**PROVIDED MATERIAL:**
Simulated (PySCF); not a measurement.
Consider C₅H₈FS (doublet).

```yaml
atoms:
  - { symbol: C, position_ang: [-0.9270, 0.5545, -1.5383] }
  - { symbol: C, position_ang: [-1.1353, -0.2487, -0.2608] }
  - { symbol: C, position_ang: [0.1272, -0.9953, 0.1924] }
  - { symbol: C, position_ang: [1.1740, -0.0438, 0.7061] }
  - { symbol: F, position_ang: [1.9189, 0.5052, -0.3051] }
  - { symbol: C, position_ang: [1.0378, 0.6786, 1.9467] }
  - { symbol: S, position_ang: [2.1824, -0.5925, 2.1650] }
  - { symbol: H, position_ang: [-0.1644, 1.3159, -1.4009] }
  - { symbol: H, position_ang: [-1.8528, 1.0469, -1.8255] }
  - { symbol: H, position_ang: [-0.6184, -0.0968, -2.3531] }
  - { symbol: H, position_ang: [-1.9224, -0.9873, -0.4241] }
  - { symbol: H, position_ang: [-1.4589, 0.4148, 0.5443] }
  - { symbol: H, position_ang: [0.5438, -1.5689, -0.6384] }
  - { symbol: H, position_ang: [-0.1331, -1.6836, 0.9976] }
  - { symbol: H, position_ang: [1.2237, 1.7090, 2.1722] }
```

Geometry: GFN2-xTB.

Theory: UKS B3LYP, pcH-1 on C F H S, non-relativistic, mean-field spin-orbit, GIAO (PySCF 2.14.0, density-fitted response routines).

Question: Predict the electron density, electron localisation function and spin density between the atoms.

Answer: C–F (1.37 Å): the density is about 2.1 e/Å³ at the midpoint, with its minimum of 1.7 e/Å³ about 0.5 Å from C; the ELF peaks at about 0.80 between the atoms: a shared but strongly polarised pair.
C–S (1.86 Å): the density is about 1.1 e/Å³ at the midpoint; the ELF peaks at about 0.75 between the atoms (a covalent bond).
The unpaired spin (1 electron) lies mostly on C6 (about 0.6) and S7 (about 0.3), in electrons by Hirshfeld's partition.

**WORK INSTRUCTION:** In the listing above, find the line containing "Theory: UKS B3LYP, pcH-1" and the line containing "Answer: C–F (1.37", then repeat those two lines and everything between them exactly.

**TASK RESPONSE:**
Theory: UKS B3LYP, pcH-1 on C F H S, non-relativistic, mean-field spin-orbit, GIAO (PySCF 2.14.0, density-fitted response routines).

Question: Predict the electron density, electron localisation function and spin density between the atoms.

Answer: C–F (1.37 Å): the density is about 2.1 e/Å³ at the midpoint, with its minimum of 1.7 e/Å³ about 0.5 Å from C; the ELF peaks at about 0.80 between the atoms: a shared but strongly polarised pair.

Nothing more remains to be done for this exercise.